**Work task**
From the records below, extract only the lines running from the line with "Property | Result |" to the line with "Hardware: 1 thread", both lines included, reproducing them exactly.

━━━━━ Dataset content ━━━━━
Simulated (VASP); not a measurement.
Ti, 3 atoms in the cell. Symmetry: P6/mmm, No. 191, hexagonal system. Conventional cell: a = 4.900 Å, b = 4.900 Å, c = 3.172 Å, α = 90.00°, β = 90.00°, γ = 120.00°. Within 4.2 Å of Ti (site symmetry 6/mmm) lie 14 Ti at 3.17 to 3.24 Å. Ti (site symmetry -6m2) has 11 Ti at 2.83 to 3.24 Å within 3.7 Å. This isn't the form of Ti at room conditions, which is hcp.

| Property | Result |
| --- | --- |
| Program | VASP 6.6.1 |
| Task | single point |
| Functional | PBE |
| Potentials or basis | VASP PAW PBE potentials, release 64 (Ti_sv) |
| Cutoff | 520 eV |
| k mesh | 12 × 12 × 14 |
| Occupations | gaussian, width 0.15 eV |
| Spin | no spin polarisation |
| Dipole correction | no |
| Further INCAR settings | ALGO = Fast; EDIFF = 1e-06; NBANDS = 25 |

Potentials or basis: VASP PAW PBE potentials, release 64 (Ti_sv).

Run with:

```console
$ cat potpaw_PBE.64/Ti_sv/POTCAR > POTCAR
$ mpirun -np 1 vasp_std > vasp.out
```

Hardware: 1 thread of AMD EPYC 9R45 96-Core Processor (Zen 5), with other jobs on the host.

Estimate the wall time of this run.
━━━━━

**Exercise result**
| Property | Result |
| --- | --- |
| Program | VASP 6.6.1 |
| Task | single point |
| Functional | PBE |
| Potentials or basis | VASP PAW PBE potentials, release 64 (Ti_sv) |
| Cutoff | 520 eV |
| k mesh | 12 × 12 × 14 |
| Occupations | gaussian, width 0.15 eV |
| Spin | no spin polarisation |
| Dipole correction | no |
| Further INCAR settings | ALGO = Fast; EDIFF = 1e-06; NBANDS = 25 |

Potentials or basis: VASP PAW PBE potentials, release 64 (Ti_sv).

Run with:

```console
$ cat potpaw_PBE.64/Ti_sv/POTCAR > POTCAR
$ mpirun -np 1 vasp_std > vasp.out
```

Hardware: 1 thread of AMD EPYC 9R45 96-Core Processor (Zen 5), with other jobs on the host.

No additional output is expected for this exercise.